- [WORK ITEM]
Reproduce the records exactly through the line with "-1.59 | 59.02 |".

- [EXCERPTED DATA]
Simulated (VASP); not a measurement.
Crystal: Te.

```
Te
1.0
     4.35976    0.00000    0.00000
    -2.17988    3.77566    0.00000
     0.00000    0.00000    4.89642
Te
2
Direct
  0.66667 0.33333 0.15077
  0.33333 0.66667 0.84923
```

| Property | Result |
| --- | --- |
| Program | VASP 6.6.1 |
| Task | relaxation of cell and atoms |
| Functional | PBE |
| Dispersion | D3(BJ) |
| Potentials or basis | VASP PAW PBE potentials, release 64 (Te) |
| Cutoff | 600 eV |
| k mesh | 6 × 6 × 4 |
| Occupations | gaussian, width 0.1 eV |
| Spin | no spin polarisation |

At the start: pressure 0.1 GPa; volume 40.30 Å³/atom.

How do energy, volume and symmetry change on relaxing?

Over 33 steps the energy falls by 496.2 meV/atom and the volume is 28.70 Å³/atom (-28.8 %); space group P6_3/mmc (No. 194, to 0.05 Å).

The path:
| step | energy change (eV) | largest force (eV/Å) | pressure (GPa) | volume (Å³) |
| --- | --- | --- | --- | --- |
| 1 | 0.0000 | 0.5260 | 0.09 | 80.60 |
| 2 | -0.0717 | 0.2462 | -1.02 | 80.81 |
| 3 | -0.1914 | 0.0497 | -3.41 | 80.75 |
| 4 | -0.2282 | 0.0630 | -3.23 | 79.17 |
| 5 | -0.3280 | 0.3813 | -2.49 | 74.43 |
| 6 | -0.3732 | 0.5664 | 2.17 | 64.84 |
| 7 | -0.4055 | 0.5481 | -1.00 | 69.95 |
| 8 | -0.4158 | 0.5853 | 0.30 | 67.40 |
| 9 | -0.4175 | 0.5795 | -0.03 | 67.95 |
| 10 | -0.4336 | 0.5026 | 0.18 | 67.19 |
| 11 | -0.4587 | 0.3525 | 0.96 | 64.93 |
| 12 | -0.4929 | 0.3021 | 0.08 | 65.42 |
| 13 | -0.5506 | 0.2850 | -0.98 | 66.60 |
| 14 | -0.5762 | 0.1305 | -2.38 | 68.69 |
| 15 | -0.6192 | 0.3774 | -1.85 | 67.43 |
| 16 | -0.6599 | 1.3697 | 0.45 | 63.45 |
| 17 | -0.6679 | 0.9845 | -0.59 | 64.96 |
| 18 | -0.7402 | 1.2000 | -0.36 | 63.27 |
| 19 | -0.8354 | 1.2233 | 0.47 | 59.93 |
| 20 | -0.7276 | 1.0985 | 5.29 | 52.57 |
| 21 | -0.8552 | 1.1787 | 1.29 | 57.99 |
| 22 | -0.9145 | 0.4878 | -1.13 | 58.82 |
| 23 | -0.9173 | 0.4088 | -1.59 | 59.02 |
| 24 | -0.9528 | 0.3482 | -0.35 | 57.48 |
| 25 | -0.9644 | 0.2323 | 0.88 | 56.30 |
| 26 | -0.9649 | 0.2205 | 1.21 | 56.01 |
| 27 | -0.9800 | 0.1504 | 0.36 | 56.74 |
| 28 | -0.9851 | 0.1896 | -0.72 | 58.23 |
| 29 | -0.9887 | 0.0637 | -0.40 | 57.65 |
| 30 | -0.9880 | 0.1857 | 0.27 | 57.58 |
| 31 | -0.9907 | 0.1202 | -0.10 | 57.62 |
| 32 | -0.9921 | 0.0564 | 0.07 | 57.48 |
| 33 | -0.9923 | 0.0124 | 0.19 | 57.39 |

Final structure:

- [ANSWER BOX]
Simulated (VASP); not a measurement.
Crystal: Te.

```
Te
1.0
     4.35976    0.00000    0.00000
    -2.17988    3.77566    0.00000
     0.00000    0.00000    4.89642
Te
2
Direct
  0.66667 0.33333 0.15077
  0.33333 0.66667 0.84923
```

| Property | Result |
| --- | --- |
| Program | VASP 6.6.1 |
| Task | relaxation of cell and atoms |
| Functional | PBE |
| Dispersion | D3(BJ) |
| Potentials or basis | VASP PAW PBE potentials, release 64 (Te) |
| Cutoff | 600 eV |
| k mesh | 6 × 6 × 4 |
| Occupations | gaussian, width 0.1 eV |
| Spin | no spin polarisation |

At the start: pressure 0.1 GPa; volume 40.30 Å³/atom.

How do energy, volume and symmetry change on relaxing?

Over 33 steps the energy falls by 496.2 meV/atom and the volume is 28.70 Å³/atom (-28.8 %); space group P6_3/mmc (No. 194, to 0.05 Å).

The path:
| step | energy change (eV) | largest force (eV/Å) | pressure (GPa) | volume (Å³) |
| --- | --- | --- | --- | --- |
| 1 | 0.0000 | 0.5260 | 0.09 | 80.60 |
| 2 | -0.0717 | 0.2462 | -1.02 | 80.81 |
| 3 | -0.1914 | 0.0497 | -3.41 | 80.75 |
| 4 | -0.2282 | 0.0630 | -3.23 | 79.17 |
| 5 | -0.3280 | 0.3813 | -2.49 | 74.43 |
| 6 | -0.3732 | 0.5664 | 2.17 | 64.84 |
| 7 | -0.4055 | 0.5481 | -1.00 | 69.95 |
| 8 | -0.4158 | 0.5853 | 0.30 | 67.40 |
| 9 | -0.4175 | 0.5795 | -0.03 | 67.95 |
| 10 | -0.4336 | 0.5026 | 0.18 | 67.19 |
| 11 | -0.4587 | 0.3525 | 0.96 | 64.93 |
| 12 | -0.4929 | 0.3021 | 0.08 | 65.42 |
| 13 | -0.5506 | 0.2850 | -0.98 | 66.60 |
| 14 | -0.5762 | 0.1305 | -2.38 | 68.69 |
| 15 | -0.6192 | 0.3774 | -1.85 | 67.43 |
| 16 | -0.6599 | 1.3697 | 0.45 | 63.45 |
| 17 | -0.6679 | 0.9845 | -0.59 | 64.96 |
| 18 | -0.7402 | 1.2000 | -0.36 | 63.27 |
| 19 | -0.8354 | 1.2233 | 0.47 | 59.93 |
| 20 | -0.7276 | 1.0985 | 5.29 | 52.57 |
| 21 | -0.8552 | 1.1787 | 1.29 | 57.99 |
| 22 | -0.9145 | 0.4878 | -1.13 | 58.82 |
| 23 | -0.9173 | 0.4088 | -1.59 | 59.02 |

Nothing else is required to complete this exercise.